DATA UNDER STUDY:
● ● ● ● ● ● ●
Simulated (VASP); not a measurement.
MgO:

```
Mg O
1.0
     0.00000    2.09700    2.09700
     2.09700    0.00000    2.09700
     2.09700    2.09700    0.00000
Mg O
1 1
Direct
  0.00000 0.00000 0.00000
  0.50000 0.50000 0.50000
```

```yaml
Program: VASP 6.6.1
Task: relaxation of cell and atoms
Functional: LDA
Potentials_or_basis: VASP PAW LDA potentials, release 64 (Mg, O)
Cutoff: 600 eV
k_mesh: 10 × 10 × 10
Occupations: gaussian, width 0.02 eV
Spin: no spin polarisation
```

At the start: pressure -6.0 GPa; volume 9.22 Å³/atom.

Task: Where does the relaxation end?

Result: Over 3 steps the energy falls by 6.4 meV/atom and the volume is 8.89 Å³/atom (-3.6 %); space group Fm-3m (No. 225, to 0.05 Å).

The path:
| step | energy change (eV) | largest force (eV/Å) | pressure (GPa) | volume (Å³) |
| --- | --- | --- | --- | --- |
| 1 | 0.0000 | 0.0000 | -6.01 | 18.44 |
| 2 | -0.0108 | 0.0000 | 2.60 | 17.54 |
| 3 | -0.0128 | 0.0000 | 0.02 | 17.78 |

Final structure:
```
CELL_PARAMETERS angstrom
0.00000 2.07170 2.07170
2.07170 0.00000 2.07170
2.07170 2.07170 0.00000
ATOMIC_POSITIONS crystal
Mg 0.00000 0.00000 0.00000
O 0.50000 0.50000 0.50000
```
● ● ● ● ● ● ●

WORK TASK: Exact duplication is required for the lines above, from the line that contains "Result: Over 3" to the line that contains "-6.01 | 18.44 |", inclusive; omit all others.

RESPONSE BOX:
Result: Over 3 steps the energy falls by 6.4 meV/atom and the volume is 8.89 Å³/atom (-3.6 %); space group Fm-3m (No. 225, to 0.05 Å).

The path:
| step | energy change (eV) | largest force (eV/Å) | pressure (GPa) | volume (Å³) |
| --- | --- | --- | --- | --- |
| 1 | 0.0000 | 0.0000 | -6.01 | 18.44 |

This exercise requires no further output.